* _WORK TASK_:
Taking the line with "0.2430 | 0.0000 |" as the first and the line with "0.3133 | 0.0000 |" as the last, set down exactly every line in that range from the entries below, and no more.

================

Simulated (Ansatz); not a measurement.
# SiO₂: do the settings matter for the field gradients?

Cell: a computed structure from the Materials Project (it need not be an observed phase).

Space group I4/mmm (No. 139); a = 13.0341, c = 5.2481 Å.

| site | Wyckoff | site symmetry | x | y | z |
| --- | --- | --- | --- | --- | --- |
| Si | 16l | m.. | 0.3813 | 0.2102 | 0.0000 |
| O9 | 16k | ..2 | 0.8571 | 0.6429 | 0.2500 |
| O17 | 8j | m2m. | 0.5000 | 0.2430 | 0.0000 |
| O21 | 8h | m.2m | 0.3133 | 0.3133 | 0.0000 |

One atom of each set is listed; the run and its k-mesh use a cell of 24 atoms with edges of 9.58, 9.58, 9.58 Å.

================

* _YOUR SOLUTION_:
| O17 | 8j | m2m. | 0.5000 | 0.2430 | 0.0000 |
| O21 | 8h | m.2m | 0.3133 | 0.3133 | 0.0000 |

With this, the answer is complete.